## Entries shown
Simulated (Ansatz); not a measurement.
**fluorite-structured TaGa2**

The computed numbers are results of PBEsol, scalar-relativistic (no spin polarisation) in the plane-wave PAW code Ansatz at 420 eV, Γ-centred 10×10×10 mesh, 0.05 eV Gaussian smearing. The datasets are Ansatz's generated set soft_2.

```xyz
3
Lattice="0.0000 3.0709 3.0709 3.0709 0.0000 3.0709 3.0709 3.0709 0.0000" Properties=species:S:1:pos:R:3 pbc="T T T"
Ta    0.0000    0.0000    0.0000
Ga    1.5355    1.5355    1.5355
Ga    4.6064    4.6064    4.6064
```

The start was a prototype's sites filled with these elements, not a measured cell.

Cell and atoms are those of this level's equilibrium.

## Task item
The answer must hold only the lines from the first line of the data through the line bearing "The start was", returned exactly.

## Task result
Simulated (Ansatz); not a measurement.
**fluorite-structured TaGa2**

The computed numbers are results of PBEsol, scalar-relativistic (no spin polarisation) in the plane-wave PAW code Ansatz at 420 eV, Γ-centred 10×10×10 mesh, 0.05 eV Gaussian smearing. The datasets are Ansatz's generated set soft_2.

```xyz
3
Lattice="0.0000 3.0709 3.0709 3.0709 0.0000 3.0709 3.0709 3.0709 0.0000" Properties=species:S:1:pos:R:3 pbc="T T T"
Ta    0.0000    0.0000    0.0000
Ga    1.5355    1.5355    1.5355
Ga    4.6064    4.6064    4.6064
```

The start was a prototype's sites filled with these elements, not a measured cell.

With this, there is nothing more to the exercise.